**Exercise**
A word-for-word transcription of the whole listing is required.

**Provided information**
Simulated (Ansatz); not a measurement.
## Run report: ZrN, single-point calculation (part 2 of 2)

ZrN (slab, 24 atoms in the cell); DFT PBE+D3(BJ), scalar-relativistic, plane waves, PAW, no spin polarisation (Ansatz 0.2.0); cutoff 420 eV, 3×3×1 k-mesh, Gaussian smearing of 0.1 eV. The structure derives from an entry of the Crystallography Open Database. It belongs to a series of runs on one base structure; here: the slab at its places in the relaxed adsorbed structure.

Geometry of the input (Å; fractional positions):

**Answer section**
Simulated (Ansatz); not a measurement.
## Run report: ZrN, single-point calculation (part 2 of 2)

ZrN (slab, 24 atoms in the cell); DFT PBE+D3(BJ), scalar-relativistic, plane waves, PAW, no spin polarisation (Ansatz 0.2.0); cutoff 420 eV, 3×3×1 k-mesh, Gaussian smearing of 0.1 eV. The structure derives from an entry of the Crystallography Open Database. It belongs to a series of runs on one base structure; here: the slab at its places in the relaxed adsorbed structure.

Geometry of the input (Å; fractional positions):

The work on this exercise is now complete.